▸ **RECORDED INFORMATION**
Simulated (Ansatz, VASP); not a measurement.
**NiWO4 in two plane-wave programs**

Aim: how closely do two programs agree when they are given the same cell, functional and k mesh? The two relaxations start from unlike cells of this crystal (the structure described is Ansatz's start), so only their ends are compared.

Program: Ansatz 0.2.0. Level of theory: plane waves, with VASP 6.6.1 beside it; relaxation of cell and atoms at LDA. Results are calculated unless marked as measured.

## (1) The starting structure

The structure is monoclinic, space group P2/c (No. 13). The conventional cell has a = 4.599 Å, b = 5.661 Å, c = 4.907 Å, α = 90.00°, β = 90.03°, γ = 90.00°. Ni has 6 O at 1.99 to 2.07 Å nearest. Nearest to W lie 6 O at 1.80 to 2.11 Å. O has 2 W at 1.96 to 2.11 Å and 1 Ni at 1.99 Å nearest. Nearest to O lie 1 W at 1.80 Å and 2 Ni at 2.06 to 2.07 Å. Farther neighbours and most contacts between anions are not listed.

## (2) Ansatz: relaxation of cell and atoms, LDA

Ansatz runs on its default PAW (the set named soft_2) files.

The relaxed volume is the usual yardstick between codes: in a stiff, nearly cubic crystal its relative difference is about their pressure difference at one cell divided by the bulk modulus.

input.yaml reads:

▸ **WORK REQUEST**
Please give back the records exactly as written, beginning at the first line and including the line that holds "## (1) The starting structure" as the last.

▸ **REPLY**
Simulated (Ansatz, VASP); not a measurement.
**NiWO4 in two plane-wave programs**

Aim: how closely do two programs agree when they are given the same cell, functional and k mesh? The two relaxations start from unlike cells of this crystal (the structure described is Ansatz's start), so only their ends are compared.

Program: Ansatz 0.2.0. Level of theory: plane waves, with VASP 6.6.1 beside it; relaxation of cell and atoms at LDA. Results are calculated unless marked as measured.

## (1) The starting structure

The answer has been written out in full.